*Assignment*.
The records, repeated exactly and in full, are the expected answer.

====== Dataset content ======

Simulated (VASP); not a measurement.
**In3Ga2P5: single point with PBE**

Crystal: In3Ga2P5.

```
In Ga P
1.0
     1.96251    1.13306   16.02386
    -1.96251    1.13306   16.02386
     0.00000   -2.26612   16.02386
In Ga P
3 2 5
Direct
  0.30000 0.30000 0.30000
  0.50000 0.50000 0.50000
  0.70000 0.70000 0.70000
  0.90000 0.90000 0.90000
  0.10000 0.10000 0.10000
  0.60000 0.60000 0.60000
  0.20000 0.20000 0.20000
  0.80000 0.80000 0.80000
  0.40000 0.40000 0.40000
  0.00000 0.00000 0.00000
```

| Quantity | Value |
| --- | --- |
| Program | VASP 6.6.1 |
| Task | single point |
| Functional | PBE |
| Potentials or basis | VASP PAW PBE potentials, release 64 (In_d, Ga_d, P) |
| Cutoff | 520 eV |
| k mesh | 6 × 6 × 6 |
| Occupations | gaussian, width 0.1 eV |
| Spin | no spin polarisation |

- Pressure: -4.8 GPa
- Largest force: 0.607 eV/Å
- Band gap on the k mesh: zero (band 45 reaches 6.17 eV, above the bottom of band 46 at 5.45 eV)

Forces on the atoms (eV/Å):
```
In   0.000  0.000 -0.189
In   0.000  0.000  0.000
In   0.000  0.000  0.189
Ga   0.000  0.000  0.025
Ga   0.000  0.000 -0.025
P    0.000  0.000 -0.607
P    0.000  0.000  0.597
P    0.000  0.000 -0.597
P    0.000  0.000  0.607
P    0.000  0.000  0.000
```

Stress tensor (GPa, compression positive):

======

*Reply*.
Simulated (VASP); not a measurement.
**In3Ga2P5: single point with PBE**

Crystal: In3Ga2P5.

```
In Ga P
1.0
     1.96251    1.13306   16.02386
    -1.96251    1.13306   16.02386
     0.00000   -2.26612   16.02386
In Ga P
3 2 5
Direct
  0.30000 0.30000 0.30000
  0.50000 0.50000 0.50000
  0.70000 0.70000 0.70000
  0.90000 0.90000 0.90000
  0.10000 0.10000 0.10000
  0.60000 0.60000 0.60000
  0.20000 0.20000 0.20000
  0.80000 0.80000 0.80000
  0.40000 0.40000 0.40000
  0.00000 0.00000 0.00000
```

| Quantity | Value |
| --- | --- |
| Program | VASP 6.6.1 |
| Task | single point |
| Functional | PBE |
| Potentials or basis | VASP PAW PBE potentials, release 64 (In_d, Ga_d, P) |
| Cutoff | 520 eV |
| k mesh | 6 × 6 × 6 |
| Occupations | gaussian, width 0.1 eV |
| Spin | no spin polarisation |

- Pressure: -4.8 GPa
- Largest force: 0.607 eV/Å
- Band gap on the k mesh: zero (band 45 reaches 6.17 eV, above the bottom of band 46 at 5.45 eV)

Forces on the atoms (eV/Å):
```
In   0.000  0.000 -0.189
In   0.000  0.000  0.000
In   0.000  0.000  0.189
Ga   0.000  0.000  0.025
Ga   0.000  0.000 -0.025
P    0.000  0.000 -0.607
P    0.000  0.000  0.597
P    0.000  0.000 -0.597
P    0.000  0.000  0.607
P    0.000  0.000  0.000
```

Stress tensor (GPa, compression positive):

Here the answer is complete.